═══ Available data ═══

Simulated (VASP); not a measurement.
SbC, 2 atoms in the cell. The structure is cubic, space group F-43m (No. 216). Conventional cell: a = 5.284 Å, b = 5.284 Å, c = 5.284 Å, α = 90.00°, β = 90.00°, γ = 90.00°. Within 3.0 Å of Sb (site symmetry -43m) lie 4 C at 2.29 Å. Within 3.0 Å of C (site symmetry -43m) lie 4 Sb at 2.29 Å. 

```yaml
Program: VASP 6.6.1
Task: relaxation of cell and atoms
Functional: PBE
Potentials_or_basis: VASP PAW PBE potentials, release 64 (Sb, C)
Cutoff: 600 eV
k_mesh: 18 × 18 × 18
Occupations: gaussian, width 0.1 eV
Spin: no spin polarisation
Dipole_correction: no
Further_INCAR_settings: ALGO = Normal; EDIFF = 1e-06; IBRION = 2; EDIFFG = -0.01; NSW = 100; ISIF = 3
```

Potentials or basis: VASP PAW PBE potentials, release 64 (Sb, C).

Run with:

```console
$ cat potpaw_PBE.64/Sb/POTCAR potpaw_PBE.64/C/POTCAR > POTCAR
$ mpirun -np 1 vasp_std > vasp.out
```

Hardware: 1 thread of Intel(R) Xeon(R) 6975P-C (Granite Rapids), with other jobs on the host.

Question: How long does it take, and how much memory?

═══

- Assigned task
What's wanted is each line above, transcribed with nothing altered.

- Exercise result
Simulated (VASP); not a measurement.
SbC, 2 atoms in the cell. The structure is cubic, space group F-43m (No. 216). Conventional cell: a = 5.284 Å, b = 5.284 Å, c = 5.284 Å, α = 90.00°, β = 90.00°, γ = 90.00°. Within 3.0 Å of Sb (site symmetry -43m) lie 4 C at 2.29 Å. Within 3.0 Å of C (site symmetry -43m) lie 4 Sb at 2.29 Å. 

```yaml
Program: VASP 6.6.1
Task: relaxation of cell and atoms
Functional: PBE
Potentials_or_basis: VASP PAW PBE potentials, release 64 (Sb, C)
Cutoff: 600 eV
k_mesh: 18 × 18 × 18
Occupations: gaussian, width 0.1 eV
Spin: no spin polarisation
Dipole_correction: no
Further_INCAR_settings: ALGO = Normal; EDIFF = 1e-06; IBRION = 2; EDIFFG = -0.01; NSW = 100; ISIF = 3
```

Potentials or basis: VASP PAW PBE potentials, release 64 (Sb, C).

Run with:

```console
$ cat potpaw_PBE.64/Sb/POTCAR potpaw_PBE.64/C/POTCAR > POTCAR
$ mpirun -np 1 vasp_std > vasp.out
```

Hardware: 1 thread of Intel(R) Xeon(R) 6975P-C (Granite Rapids), with other jobs on the host.

Question: How long does it take, and how much memory?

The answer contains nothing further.